########

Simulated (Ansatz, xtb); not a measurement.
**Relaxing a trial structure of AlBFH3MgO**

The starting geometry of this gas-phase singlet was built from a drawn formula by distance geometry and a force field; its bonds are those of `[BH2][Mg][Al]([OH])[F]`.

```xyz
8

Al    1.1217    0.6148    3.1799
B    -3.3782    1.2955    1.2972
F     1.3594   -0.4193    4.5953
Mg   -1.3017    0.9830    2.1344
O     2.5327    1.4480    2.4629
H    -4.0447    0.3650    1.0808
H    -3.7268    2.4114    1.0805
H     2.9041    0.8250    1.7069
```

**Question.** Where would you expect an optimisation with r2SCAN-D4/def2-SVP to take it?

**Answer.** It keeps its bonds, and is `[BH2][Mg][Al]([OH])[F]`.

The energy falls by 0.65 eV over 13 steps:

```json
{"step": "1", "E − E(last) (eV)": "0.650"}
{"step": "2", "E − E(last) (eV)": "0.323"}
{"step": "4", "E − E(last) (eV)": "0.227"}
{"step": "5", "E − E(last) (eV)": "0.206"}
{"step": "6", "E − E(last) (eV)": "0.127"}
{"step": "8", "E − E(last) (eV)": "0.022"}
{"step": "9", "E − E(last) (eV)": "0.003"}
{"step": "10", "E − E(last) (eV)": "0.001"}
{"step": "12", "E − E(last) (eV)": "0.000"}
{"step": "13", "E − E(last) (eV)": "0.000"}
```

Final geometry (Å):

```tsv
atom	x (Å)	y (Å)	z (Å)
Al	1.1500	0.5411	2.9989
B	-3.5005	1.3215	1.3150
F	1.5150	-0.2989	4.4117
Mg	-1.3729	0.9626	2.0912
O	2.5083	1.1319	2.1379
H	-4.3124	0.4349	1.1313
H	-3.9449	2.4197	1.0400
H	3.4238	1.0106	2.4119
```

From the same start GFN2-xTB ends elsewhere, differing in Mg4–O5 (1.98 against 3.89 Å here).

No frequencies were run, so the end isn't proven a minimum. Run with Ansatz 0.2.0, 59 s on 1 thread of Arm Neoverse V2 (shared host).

########

Work order:
Please reproduce, exactly as they appear above, the lines from the line containing "to take it?" up to and including the line containing "From the same".

Exercise response:
**Question.** Where would you expect an optimisation with r2SCAN-D4/def2-SVP to take it?

**Answer.** It keeps its bonds, and is `[BH2][Mg][Al]([OH])[F]`.

The energy falls by 0.65 eV over 13 steps:

```json
{"step": "1", "E − E(last) (eV)": "0.650"}
{"step": "2", "E − E(last) (eV)": "0.323"}
{"step": "4", "E − E(last) (eV)": "0.227"}
{"step": "5", "E − E(last) (eV)": "0.206"}
{"step": "6", "E − E(last) (eV)": "0.127"}
{"step": "8", "E − E(last) (eV)": "0.022"}
{"step": "9", "E − E(last) (eV)": "0.003"}
{"step": "10", "E − E(last) (eV)": "0.001"}
{"step": "12", "E − E(last) (eV)": "0.000"}
{"step": "13", "E − E(last) (eV)": "0.000"}
```

Final geometry (Å):

```tsv
atom	x (Å)	y (Å)	z (Å)
Al	1.1500	0.5411	2.9989
B	-3.5005	1.3215	1.3150
F	1.5150	-0.2989	4.4117
Mg	-1.3729	0.9626	2.0912
O	2.5083	1.1319	2.1379
H	-4.3124	0.4349	1.1313
H	-3.9449	2.4197	1.0400
H	3.4238	1.0106	2.4119
```

From the same start GFN2-xTB ends elsewhere, differing in Mg4–O5 (1.98 against 3.89 Å here).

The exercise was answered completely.